[Work order] Write the entries out exactly, with the final line being the one containing "Calculated with GPAW".

[Supplied information]
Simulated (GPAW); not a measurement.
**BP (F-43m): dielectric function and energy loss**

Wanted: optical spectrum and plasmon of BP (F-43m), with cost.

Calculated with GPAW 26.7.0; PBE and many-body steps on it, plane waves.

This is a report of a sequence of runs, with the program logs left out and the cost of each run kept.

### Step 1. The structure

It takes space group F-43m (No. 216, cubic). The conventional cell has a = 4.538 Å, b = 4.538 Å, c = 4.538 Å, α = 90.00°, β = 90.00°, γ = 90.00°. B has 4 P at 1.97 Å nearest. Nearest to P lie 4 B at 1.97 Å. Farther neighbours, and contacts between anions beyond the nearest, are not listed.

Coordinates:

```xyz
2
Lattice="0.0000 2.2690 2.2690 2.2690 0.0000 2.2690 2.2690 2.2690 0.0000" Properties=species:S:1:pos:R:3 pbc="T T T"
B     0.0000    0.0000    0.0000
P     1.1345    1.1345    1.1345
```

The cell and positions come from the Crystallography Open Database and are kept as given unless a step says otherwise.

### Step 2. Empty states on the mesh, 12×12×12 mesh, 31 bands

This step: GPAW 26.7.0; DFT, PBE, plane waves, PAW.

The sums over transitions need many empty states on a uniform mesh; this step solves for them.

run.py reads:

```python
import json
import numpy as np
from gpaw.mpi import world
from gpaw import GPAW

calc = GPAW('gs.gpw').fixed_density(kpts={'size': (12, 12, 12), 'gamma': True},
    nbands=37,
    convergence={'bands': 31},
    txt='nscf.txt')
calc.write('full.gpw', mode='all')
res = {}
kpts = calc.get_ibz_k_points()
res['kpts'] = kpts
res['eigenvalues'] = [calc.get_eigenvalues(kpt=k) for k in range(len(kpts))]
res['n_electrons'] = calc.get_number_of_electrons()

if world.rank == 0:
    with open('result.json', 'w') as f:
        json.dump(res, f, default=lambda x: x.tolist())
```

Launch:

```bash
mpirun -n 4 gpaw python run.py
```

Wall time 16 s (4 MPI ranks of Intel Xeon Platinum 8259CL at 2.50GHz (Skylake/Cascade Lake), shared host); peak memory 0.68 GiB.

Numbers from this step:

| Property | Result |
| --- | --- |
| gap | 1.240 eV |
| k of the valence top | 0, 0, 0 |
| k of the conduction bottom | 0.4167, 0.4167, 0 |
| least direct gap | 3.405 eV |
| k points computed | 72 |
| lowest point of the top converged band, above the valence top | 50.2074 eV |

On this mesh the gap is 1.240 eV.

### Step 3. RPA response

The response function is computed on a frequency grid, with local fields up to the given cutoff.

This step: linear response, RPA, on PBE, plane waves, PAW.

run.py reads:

[Task output]
Simulated (GPAW); not a measurement.
**BP (F-43m): dielectric function and energy loss**

Wanted: optical spectrum and plasmon of BP (F-43m), with cost.

Calculated with GPAW 26.7.0; PBE and many-body steps on it, plane waves.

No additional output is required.